Top of The data

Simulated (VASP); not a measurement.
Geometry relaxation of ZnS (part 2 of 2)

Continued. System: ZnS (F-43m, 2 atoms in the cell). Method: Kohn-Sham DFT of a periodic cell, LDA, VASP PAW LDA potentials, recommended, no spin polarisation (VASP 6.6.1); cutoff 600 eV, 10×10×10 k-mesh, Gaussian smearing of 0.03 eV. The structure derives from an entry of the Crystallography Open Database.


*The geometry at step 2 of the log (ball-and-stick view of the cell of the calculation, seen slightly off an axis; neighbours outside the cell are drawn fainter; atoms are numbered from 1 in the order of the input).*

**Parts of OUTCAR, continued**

Bottom of The data

Brief
Up to and including the line with "of the input).*", print every line of the material above, starting from its first line, exactly.

Exercise answer
Simulated (VASP); not a measurement.
Geometry relaxation of ZnS (part 2 of 2)

Continued. System: ZnS (F-43m, 2 atoms in the cell). Method: Kohn-Sham DFT of a periodic cell, LDA, VASP PAW LDA potentials, recommended, no spin polarisation (VASP 6.6.1); cutoff 600 eV, 10×10×10 k-mesh, Gaussian smearing of 0.03 eV. The structure derives from an entry of the Crystallography Open Database.


*The geometry at step 2 of the log (ball-and-stick view of the cell of the calculation, seen slightly off an axis; neighbours outside the cell are drawn fainter; atoms are numbered from 1 in the order of the input).*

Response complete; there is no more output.